<<<<

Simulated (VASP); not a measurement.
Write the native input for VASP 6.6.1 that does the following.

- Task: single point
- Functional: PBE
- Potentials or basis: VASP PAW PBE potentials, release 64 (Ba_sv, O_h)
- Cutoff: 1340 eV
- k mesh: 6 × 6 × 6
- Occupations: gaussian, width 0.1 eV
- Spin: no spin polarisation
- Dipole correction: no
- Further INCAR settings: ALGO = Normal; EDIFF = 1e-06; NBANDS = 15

>>>>

Please repeat each entry exactly as written.

Simulated (VASP); not a measurement.
Write the native input for VASP 6.6.1 that does the following.

- Task: single point
- Functional: PBE
- Potentials or basis: VASP PAW PBE potentials, release 64 (Ba_sv, O_h)
- Cutoff: 1340 eV
- k mesh: 6 × 6 × 6
- Occupations: gaussian, width 0.1 eV
- Spin: no spin polarisation
- Dipole correction: no
- Further INCAR settings: ALGO = Normal; EDIFF = 1e-06; NBANDS = 15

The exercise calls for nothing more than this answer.